• _Excerpted records_
......

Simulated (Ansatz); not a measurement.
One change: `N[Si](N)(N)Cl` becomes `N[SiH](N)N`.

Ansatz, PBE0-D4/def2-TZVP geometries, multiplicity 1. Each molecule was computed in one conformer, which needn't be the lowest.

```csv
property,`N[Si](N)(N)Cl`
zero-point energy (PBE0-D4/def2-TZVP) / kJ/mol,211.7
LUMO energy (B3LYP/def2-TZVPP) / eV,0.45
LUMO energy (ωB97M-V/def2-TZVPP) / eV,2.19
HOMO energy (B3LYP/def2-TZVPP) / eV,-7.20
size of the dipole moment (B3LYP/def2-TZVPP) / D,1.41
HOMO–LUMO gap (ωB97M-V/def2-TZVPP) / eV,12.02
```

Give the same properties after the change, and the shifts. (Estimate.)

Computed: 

......

• _Work instruction_
Nothing but an exact copy of the records belongs in the answer.

• _Written answer_
Simulated (Ansatz); not a measurement.
One change: `N[Si](N)(N)Cl` becomes `N[SiH](N)N`.

Ansatz, PBE0-D4/def2-TZVP geometries, multiplicity 1. Each molecule was computed in one conformer, which needn't be the lowest.

```csv
property,`N[Si](N)(N)Cl`
zero-point energy (PBE0-D4/def2-TZVP) / kJ/mol,211.7
LUMO energy (B3LYP/def2-TZVPP) / eV,0.45
LUMO energy (ωB97M-V/def2-TZVPP) / eV,2.19
HOMO energy (B3LYP/def2-TZVPP) / eV,-7.20
size of the dipole moment (B3LYP/def2-TZVPP) / D,1.41
HOMO–LUMO gap (ωB97M-V/def2-TZVPP) / eV,12.02
```

Give the same properties after the change, and the shifts. (Estimate.)

Computed: 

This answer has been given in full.